§ Work task: Take the data that sits below and write it out again exactly.

§ Data listing:
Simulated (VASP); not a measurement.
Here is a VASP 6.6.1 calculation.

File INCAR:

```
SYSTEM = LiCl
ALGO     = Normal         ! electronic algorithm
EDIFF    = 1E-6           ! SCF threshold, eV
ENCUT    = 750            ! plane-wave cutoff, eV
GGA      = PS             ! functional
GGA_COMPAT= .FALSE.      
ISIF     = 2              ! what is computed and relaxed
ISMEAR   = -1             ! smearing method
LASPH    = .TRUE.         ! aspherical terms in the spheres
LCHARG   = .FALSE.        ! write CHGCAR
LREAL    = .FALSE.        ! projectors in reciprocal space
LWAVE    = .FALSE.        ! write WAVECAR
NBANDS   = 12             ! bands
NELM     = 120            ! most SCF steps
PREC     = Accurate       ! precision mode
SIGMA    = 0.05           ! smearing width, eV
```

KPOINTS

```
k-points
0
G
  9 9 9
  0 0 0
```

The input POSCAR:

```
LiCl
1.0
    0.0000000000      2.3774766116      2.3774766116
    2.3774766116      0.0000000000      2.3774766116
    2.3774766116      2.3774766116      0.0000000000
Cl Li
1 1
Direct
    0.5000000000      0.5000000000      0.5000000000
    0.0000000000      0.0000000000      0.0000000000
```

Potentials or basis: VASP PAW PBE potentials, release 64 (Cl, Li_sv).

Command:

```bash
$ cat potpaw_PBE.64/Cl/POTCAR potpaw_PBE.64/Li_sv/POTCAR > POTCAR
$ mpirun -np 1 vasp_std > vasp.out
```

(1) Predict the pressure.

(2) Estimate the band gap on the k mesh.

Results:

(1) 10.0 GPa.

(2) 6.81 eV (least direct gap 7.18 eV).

§ Exercise response:
Simulated (VASP); not a measurement.
Here is a VASP 6.6.1 calculation.

File INCAR:

```
SYSTEM = LiCl
ALGO     = Normal         ! electronic algorithm
EDIFF    = 1E-6           ! SCF threshold, eV
ENCUT    = 750            ! plane-wave cutoff, eV
GGA      = PS             ! functional
GGA_COMPAT= .FALSE.      
ISIF     = 2              ! what is computed and relaxed
ISMEAR   = -1             ! smearing method
LASPH    = .TRUE.         ! aspherical terms in the spheres
LCHARG   = .FALSE.        ! write CHGCAR
LREAL    = .FALSE.        ! projectors in reciprocal space
LWAVE    = .FALSE.        ! write WAVECAR
NBANDS   = 12             ! bands
NELM     = 120            ! most SCF steps
PREC     = Accurate       ! precision mode
SIGMA    = 0.05           ! smearing width, eV
```

KPOINTS

```
k-points
0
G
  9 9 9
  0 0 0
```

The input POSCAR:

```
LiCl
1.0
    0.0000000000      2.3774766116      2.3774766116
    2.3774766116      0.0000000000      2.3774766116
    2.3774766116      2.3774766116      0.0000000000
Cl Li
1 1
Direct
    0.5000000000      0.5000000000      0.5000000000
    0.0000000000      0.0000000000      0.0000000000
```

Potentials or basis: VASP PAW PBE potentials, release 64 (Cl, Li_sv).

Command:

```bash
$ cat potpaw_PBE.64/Cl/POTCAR potpaw_PBE.64/Li_sv/POTCAR > POTCAR
$ mpirun -np 1 vasp_std > vasp.out
```

(1) Predict the pressure.

(2) Estimate the band gap on the k mesh.

Results:

(1) 10.0 GPa.

(2) 6.81 eV (least direct gap 7.18 eV).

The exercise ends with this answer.